> Work task:
Once the line containing "Filled states come" has been printed, stop; print every line before it exactly, starting at the top of the material below.

>>>

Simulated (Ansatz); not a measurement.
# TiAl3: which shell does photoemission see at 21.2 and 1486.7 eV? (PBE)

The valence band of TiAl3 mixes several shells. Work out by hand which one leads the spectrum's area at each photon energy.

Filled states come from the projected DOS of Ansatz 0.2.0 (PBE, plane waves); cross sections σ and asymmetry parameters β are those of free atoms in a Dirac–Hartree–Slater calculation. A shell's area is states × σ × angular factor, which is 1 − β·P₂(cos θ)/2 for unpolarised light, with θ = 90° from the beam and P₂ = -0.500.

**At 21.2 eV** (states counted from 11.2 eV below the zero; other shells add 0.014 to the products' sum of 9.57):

<<<

> Response area:
Simulated (Ansatz); not a measurement.
# TiAl3: which shell does photoemission see at 21.2 and 1486.7 eV? (PBE)

The valence band of TiAl3 mixes several shells. Work out by hand which one leads the spectrum's area at each photon energy.

Filled states come from the projected DOS of Ansatz 0.2.0 (PBE, plane waves); cross sections σ and asymmetry parameters β are those of free atoms in a Dirac–Hartree–Slater calculation. A shell's area is states × σ × angular factor, which is 1 − β·P₂(cos θ)/2 for unpolarised light, with θ = 90° from the beam and P₂ = -0.500.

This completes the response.